## Record excerpts
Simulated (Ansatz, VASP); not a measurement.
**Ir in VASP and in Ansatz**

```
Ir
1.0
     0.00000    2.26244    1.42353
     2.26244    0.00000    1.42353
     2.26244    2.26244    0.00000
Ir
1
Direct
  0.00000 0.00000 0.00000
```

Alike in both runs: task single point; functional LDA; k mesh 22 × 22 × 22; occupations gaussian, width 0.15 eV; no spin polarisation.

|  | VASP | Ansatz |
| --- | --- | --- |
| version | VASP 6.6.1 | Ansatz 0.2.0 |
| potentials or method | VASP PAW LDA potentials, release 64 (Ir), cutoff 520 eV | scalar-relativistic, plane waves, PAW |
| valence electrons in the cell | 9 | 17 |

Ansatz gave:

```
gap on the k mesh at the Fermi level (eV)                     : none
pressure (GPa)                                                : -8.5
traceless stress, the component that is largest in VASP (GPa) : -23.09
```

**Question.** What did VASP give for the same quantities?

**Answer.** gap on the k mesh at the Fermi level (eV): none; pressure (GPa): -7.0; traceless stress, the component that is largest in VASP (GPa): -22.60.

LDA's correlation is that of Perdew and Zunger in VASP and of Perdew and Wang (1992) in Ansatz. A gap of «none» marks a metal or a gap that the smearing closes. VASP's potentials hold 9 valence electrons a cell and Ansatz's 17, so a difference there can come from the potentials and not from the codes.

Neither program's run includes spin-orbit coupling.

## Work order
Please give back only the lines between the first line of the entries and the line with "Ansatz 0.2.0 |", both ends included, word for word.

## Exercise result
Simulated (Ansatz, VASP); not a measurement.
**Ir in VASP and in Ansatz**

```
Ir
1.0
     0.00000    2.26244    1.42353
     2.26244    0.00000    1.42353
     2.26244    2.26244    0.00000
Ir
1
Direct
  0.00000 0.00000 0.00000
```

Alike in both runs: task single point; functional LDA; k mesh 22 × 22 × 22; occupations gaussian, width 0.15 eV; no spin polarisation.

|  | VASP | Ansatz |
| --- | --- | --- |
| version | VASP 6.6.1 | Ansatz 0.2.0 |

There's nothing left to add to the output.